> [Raw data]
:::

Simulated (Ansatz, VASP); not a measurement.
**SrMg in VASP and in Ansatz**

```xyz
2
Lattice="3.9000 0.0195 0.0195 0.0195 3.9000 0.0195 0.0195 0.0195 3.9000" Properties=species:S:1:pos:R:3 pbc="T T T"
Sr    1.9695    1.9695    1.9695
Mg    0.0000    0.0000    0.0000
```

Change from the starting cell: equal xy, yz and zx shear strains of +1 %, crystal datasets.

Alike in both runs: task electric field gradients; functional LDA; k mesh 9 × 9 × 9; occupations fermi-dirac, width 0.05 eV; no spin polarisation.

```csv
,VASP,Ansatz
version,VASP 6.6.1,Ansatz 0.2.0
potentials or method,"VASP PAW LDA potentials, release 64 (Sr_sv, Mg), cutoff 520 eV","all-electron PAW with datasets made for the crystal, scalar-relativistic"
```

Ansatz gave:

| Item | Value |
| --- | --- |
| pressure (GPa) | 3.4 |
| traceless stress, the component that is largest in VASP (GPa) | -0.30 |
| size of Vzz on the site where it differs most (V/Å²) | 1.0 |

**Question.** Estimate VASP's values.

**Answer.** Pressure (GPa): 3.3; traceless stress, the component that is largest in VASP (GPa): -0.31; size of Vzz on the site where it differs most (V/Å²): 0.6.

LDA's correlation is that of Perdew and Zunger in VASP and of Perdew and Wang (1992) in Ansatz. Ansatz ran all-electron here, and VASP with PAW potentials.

:::

> [Work request] Look above for the line that contains "(V/Å²) | 1.0 |". Starting there, transcribe every line exactly until you have copied the line that contains "most (V/Å²): 0.6.".

> [Written solution]
| size of Vzz on the site where it differs most (V/Å²) | 1.0 |

**Question.** Estimate VASP's values.

**Answer.** Pressure (GPa): 3.3; traceless stress, the component that is largest in VASP (GPa): -0.31; size of Vzz on the site where it differs most (V/Å²): 0.6.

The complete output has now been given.